[RECORD EXCERPTS]
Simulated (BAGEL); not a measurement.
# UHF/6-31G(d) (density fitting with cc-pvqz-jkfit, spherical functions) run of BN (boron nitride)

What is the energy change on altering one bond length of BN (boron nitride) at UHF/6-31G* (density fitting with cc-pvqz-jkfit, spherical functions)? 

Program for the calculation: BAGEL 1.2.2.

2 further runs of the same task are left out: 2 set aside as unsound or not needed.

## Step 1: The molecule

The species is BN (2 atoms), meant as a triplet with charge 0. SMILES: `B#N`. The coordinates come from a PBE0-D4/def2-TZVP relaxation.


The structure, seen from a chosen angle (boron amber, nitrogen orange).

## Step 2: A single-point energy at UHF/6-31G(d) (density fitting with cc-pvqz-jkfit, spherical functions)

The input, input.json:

[WORK TASK] Lines from the top of the data above through the line with "The species is", both ends included: copy them exactly, nothing more.

[EXERCISE RESULT]
Simulated (BAGEL); not a measurement.
# UHF/6-31G(d) (density fitting with cc-pvqz-jkfit, spherical functions) run of BN (boron nitride)

What is the energy change on altering one bond length of BN (boron nitride) at UHF/6-31G* (density fitting with cc-pvqz-jkfit, spherical functions)? 

Program for the calculation: BAGEL 1.2.2.

2 further runs of the same task are left out: 2 set aside as unsound or not needed.

## Step 1: The molecule

The species is BN (2 atoms), meant as a triplet with charge 0. SMILES: `B#N`. The coordinates come from a PBE0-D4/def2-TZVP relaxation.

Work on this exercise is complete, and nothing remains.